——

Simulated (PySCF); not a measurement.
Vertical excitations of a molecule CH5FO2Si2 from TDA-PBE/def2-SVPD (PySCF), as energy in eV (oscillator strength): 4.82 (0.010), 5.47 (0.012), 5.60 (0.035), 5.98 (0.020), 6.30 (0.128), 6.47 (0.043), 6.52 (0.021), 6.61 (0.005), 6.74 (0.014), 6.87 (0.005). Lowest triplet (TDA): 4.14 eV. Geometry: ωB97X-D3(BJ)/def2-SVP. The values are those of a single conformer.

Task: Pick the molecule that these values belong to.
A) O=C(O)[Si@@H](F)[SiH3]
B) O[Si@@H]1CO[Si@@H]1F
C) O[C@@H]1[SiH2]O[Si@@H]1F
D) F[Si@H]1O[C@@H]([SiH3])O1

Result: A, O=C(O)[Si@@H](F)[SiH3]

——

> [Required action]:
For this exercise, restate each of the entries without any deviation.

> [Expected answer]:
Simulated (PySCF); not a measurement.
Vertical excitations of a molecule CH5FO2Si2 from TDA-PBE/def2-SVPD (PySCF), as energy in eV (oscillator strength): 4.82 (0.010), 5.47 (0.012), 5.60 (0.035), 5.98 (0.020), 6.30 (0.128), 6.47 (0.043), 6.52 (0.021), 6.61 (0.005), 6.74 (0.014), 6.87 (0.005). Lowest triplet (TDA): 4.14 eV. Geometry: ωB97X-D3(BJ)/def2-SVP. The values are those of a single conformer.

Task: Pick the molecule that these values belong to.
A) O=C(O)[Si@@H](F)[SiH3]
B) O[Si@@H]1CO[Si@@H]1F
C) O[C@@H]1[SiH2]O[Si@@H]1F
D) F[Si@H]1O[C@@H]([SiH3])O1

Result: A, O=C(O)[Si@@H](F)[SiH3]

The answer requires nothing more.